- [EXERCISE]: Everything from the first line of the material below through the line containing "Calculated at this" is to be printed exactly, and nothing more.

- [DATASET ENTRIES]:
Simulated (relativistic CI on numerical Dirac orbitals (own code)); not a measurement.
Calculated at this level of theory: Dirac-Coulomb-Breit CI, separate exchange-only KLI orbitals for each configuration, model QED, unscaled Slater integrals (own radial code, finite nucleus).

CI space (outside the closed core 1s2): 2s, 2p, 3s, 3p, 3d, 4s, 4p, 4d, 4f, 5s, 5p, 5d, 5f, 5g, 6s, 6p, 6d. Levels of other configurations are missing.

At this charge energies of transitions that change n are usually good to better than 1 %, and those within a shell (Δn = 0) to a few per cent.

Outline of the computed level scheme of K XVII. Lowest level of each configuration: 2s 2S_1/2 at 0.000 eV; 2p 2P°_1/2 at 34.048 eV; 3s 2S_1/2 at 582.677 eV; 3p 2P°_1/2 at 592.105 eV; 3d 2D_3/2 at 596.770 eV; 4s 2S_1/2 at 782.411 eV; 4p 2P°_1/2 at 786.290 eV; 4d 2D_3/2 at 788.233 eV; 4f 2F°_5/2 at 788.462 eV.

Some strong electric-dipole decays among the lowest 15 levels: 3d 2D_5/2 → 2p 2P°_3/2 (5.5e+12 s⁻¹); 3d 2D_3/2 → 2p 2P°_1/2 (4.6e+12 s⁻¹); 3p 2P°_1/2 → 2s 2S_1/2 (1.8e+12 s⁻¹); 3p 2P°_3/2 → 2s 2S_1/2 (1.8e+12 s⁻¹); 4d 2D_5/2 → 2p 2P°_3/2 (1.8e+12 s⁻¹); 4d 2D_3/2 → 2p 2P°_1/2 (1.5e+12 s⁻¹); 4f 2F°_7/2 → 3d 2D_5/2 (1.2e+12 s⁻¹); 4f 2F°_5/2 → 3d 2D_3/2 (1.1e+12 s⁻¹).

- [TASK SOLUTION]:
Simulated (relativistic CI on numerical Dirac orbitals (own code)); not a measurement.
Calculated at this level of theory: Dirac-Coulomb-Breit CI, separate exchange-only KLI orbitals for each configuration, model QED, unscaled Slater integrals (own radial code, finite nucleus).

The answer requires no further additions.